══════════════════════════════

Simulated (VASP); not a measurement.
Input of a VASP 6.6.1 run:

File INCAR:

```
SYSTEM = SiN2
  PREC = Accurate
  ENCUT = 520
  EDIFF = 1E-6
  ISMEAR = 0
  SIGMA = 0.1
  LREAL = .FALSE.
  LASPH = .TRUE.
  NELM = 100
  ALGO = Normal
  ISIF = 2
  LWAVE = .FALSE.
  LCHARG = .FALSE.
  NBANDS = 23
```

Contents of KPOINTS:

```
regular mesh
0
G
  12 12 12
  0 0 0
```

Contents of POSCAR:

══════════════════════════════

● Work task
Reproduce all the data exactly. Include every line.

● Response box
Simulated (VASP); not a measurement.
Input of a VASP 6.6.1 run:

File INCAR:

```
SYSTEM = SiN2
  PREC = Accurate
  ENCUT = 520
  EDIFF = 1E-6
  ISMEAR = 0
  SIGMA = 0.1
  LREAL = .FALSE.
  LASPH = .TRUE.
  NELM = 100
  ALGO = Normal
  ISIF = 2
  LWAVE = .FALSE.
  LCHARG = .FALSE.
  NBANDS = 23
```

Contents of KPOINTS:

```
regular mesh
0
G
  12 12 12
  0 0 0
```

Contents of POSCAR:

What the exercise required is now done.